+ + + +

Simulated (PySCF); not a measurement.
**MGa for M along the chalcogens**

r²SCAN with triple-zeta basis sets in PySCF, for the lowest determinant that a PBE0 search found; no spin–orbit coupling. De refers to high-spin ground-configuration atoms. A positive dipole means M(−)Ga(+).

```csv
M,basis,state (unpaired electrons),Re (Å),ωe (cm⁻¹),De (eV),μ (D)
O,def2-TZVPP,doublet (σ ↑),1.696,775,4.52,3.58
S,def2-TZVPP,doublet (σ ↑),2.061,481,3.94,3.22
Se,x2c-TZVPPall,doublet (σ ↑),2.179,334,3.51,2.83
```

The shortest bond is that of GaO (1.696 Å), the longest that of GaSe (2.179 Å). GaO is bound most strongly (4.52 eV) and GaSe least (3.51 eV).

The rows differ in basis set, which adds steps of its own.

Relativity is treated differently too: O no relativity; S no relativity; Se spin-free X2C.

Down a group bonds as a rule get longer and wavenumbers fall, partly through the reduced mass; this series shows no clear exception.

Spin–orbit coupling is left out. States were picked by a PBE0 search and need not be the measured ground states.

+ + + +

Every entry should be restated word for word.

■ **Answer box**
Simulated (PySCF); not a measurement.
**MGa for M along the chalcogens**

r²SCAN with triple-zeta basis sets in PySCF, for the lowest determinant that a PBE0 search found; no spin–orbit coupling. De refers to high-spin ground-configuration atoms. A positive dipole means M(−)Ga(+).

```csv
M,basis,state (unpaired electrons),Re (Å),ωe (cm⁻¹),De (eV),μ (D)
O,def2-TZVPP,doublet (σ ↑),1.696,775,4.52,3.58
S,def2-TZVPP,doublet (σ ↑),2.061,481,3.94,3.22
Se,x2c-TZVPPall,doublet (σ ↑),2.179,334,3.51,2.83
```

The shortest bond is that of GaO (1.696 Å), the longest that of GaSe (2.179 Å). GaO is bound most strongly (4.52 eV) and GaSe least (3.51 eV).

The rows differ in basis set, which adds steps of its own.

Relativity is treated differently too: O no relativity; S no relativity; Se spin-free X2C.

Down a group bonds as a rule get longer and wavenumbers fall, partly through the reduced mass; this series shows no clear exception.

Spin–orbit coupling is left out. States were picked by a PBE0 search and need not be the measured ground states.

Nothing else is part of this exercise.